● DATA LISTING:
■ ■ ■ ■ ■

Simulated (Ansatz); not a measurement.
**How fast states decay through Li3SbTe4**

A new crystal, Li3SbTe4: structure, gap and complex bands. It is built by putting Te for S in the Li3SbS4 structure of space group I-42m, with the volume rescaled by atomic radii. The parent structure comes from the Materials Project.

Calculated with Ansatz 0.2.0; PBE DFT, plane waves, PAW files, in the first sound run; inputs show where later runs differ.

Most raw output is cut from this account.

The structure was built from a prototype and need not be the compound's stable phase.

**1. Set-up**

■ ■ ■ ■ ■

● REQUIREMENT: Each and every record above needs writing out exactly.

● WRITTEN ANSWER:
Simulated (Ansatz); not a measurement.
**How fast states decay through Li3SbTe4**

A new crystal, Li3SbTe4: structure, gap and complex bands. It is built by putting Te for S in the Li3SbS4 structure of space group I-42m, with the volume rescaled by atomic radii. The parent structure comes from the Materials Project.

Calculated with Ansatz 0.2.0; PBE DFT, plane waves, PAW files, in the first sound run; inputs show where later runs differ.

Most raw output is cut from this account.

The structure was built from a prototype and need not be the compound's stable phase.

**1. Set-up**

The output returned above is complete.